• **EXCERPTED DATA**:
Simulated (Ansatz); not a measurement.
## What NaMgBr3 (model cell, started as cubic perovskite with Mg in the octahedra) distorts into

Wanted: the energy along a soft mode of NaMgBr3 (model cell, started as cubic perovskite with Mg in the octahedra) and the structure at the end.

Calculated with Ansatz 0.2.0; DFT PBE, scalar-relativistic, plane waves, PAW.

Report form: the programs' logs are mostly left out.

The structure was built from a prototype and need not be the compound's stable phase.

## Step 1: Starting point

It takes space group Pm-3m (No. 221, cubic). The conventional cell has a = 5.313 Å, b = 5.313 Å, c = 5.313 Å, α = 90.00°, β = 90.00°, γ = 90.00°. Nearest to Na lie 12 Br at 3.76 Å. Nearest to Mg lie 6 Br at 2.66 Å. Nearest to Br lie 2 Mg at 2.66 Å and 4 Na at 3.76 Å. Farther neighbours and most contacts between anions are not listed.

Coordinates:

• **ASSIGNMENT**: In the listing above, reproduce the first line and each one after it through the line that contains "It takes space".

• **TASK ANSWER**:
Simulated (Ansatz); not a measurement.
## What NaMgBr3 (model cell, started as cubic perovskite with Mg in the octahedra) distorts into

Wanted: the energy along a soft mode of NaMgBr3 (model cell, started as cubic perovskite with Mg in the octahedra) and the structure at the end.

Calculated with Ansatz 0.2.0; DFT PBE, scalar-relativistic, plane waves, PAW.

Report form: the programs' logs are mostly left out.

The structure was built from a prototype and need not be the compound's stable phase.

## Step 1: Starting point

It takes space group Pm-3m (No. 221, cubic). The conventional cell has a = 5.313 Å, b = 5.313 Å, c = 5.313 Å, α = 90.00°, β = 90.00°, γ = 90.00°. Nearest to Na lie 12 Br at 3.76 Å. Nearest to Mg lie 6 Br at 2.66 Å. Nearest to Br lie 2 Mg at 2.66 Å and 4 Na at 3.76 Å. Farther neighbours and most contacts between anions are not listed.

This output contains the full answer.